Information shown:
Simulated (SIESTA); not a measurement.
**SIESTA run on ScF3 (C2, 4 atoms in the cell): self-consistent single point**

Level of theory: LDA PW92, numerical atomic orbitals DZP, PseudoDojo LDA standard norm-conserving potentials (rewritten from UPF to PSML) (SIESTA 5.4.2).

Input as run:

Work item:
All the lines above need to be retyped exactly, with nothing left out.

Written answer:
Simulated (SIESTA); not a measurement.
**SIESTA run on ScF3 (C2, 4 atoms in the cell): self-consistent single point**

Level of theory: LDA PW92, numerical atomic orbitals DZP, PseudoDojo LDA standard norm-conserving potentials (rewritten from UPF to PSML) (SIESTA 5.4.2).

Input as run:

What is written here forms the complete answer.